_Work instruction_.
Please repeat, unchanged, the lines at the top of the listing below, ending with the one that has "List the bonded neighbours of every atom.".

_Material supplied_.
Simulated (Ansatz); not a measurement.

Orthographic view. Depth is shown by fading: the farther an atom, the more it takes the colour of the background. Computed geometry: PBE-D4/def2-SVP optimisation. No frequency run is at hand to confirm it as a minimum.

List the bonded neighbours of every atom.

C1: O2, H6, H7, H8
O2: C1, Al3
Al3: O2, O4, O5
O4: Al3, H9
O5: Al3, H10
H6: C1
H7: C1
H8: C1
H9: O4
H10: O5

_Exercise result_.
Simulated (Ansatz); not a measurement.

Orthographic view. Depth is shown by fading: the farther an atom, the more it takes the colour of the background. Computed geometry: PBE-D4/def2-SVP optimisation. No frequency run is at hand to confirm it as a minimum.

List the bonded neighbours of every atom.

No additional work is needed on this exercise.